> Extracted data
____________
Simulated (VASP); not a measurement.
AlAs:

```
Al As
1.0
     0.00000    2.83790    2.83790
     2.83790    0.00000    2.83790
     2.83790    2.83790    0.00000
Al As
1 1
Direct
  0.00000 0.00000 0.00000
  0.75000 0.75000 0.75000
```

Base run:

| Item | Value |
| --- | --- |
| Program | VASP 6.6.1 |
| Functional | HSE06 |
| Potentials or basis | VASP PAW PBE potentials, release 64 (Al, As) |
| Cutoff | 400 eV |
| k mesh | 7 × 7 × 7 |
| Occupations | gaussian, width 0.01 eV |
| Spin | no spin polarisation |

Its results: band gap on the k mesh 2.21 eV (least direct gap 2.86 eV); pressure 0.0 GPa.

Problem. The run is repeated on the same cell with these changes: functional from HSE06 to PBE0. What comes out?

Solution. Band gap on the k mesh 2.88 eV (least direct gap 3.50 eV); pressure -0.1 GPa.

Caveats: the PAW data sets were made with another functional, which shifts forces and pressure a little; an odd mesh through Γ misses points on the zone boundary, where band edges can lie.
____________

> Assignment
Proceeding from the line containing "width 0.01 eV |" through the line containing "Solution. Band gap", transcribe the lines above exactly, both end lines included.

> Task response
| Occupations | gaussian, width 0.01 eV |
| Spin | no spin polarisation |

Its results: band gap on the k mesh 2.21 eV (least direct gap 2.86 eV); pressure 0.0 GPa.

Problem. The run is repeated on the same cell with these changes: functional from HSE06 to PBE0. What comes out?

Solution. Band gap on the k mesh 2.88 eV (least direct gap 3.50 eV); pressure -0.1 GPa.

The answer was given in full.